**Extracted data:**
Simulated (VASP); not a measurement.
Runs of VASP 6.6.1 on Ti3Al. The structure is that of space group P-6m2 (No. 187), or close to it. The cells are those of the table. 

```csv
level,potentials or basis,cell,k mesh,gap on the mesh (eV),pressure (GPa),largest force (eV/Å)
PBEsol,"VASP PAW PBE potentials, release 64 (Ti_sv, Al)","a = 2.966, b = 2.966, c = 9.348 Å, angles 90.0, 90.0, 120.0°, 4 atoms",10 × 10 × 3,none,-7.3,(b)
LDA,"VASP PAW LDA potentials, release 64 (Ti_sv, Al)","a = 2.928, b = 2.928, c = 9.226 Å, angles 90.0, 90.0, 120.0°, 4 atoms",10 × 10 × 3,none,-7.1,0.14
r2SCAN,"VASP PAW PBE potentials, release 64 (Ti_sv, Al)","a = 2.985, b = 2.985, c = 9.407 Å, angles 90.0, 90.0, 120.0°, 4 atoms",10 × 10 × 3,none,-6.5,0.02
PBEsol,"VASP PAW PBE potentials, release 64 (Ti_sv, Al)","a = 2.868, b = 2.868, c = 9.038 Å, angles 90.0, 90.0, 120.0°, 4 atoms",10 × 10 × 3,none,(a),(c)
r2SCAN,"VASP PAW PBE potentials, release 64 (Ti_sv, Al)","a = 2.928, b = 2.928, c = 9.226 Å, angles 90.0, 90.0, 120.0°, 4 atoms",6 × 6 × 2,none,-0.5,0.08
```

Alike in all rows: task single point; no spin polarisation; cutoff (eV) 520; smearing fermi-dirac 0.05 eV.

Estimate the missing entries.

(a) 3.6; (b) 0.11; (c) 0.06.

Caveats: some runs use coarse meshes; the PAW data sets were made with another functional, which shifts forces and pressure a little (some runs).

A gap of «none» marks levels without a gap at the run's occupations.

**Task item:** Above this task is a listing. Restate, word for word and with nothing added, the lines from the one with "Estimate the missing entries." through the one with "Caveats: some runs".

**Task output:**
Estimate the missing entries.

(a) 3.6; (b) 0.11; (c) 0.06.

Caveats: some runs use coarse meshes; the PAW data sets were made with another functional, which shifts forces and pressure a little (some runs).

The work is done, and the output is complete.